Work request: Reproduce, character for character, the entries from their opening line through the line with "Functional | PBE |".

──────────────────────────────

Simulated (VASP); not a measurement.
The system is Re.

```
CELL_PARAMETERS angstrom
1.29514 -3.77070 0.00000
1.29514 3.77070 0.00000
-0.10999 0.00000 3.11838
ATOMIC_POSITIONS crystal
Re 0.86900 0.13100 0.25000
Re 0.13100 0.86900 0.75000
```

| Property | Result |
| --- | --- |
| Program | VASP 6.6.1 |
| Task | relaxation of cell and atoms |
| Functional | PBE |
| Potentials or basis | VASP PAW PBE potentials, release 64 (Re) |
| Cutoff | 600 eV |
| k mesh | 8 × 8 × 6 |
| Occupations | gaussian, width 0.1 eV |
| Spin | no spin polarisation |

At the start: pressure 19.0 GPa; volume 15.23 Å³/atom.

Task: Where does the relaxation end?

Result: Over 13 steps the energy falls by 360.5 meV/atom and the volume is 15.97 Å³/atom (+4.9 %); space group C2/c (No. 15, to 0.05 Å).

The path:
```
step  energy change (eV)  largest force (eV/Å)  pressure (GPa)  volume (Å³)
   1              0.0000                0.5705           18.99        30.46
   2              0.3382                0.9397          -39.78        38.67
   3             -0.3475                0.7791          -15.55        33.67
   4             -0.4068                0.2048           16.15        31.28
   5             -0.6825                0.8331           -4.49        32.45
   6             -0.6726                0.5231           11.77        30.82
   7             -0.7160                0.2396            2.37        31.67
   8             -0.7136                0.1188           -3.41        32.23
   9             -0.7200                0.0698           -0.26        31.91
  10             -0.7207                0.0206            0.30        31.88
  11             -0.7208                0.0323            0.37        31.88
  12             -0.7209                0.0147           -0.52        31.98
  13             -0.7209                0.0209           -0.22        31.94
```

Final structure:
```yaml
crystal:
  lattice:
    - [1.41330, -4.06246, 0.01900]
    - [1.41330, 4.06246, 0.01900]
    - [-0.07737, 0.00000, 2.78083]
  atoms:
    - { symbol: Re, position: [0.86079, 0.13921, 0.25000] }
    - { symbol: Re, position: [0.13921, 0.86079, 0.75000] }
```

──────────────────────────────

Worked solution:
Simulated (VASP); not a measurement.
The system is Re.

```
CELL_PARAMETERS angstrom
1.29514 -3.77070 0.00000
1.29514 3.77070 0.00000
-0.10999 0.00000 3.11838
ATOMIC_POSITIONS crystal
Re 0.86900 0.13100 0.25000
Re 0.13100 0.86900 0.75000
```

| Property | Result |
| --- | --- |
| Program | VASP 6.6.1 |
| Task | relaxation of cell and atoms |
| Functional | PBE |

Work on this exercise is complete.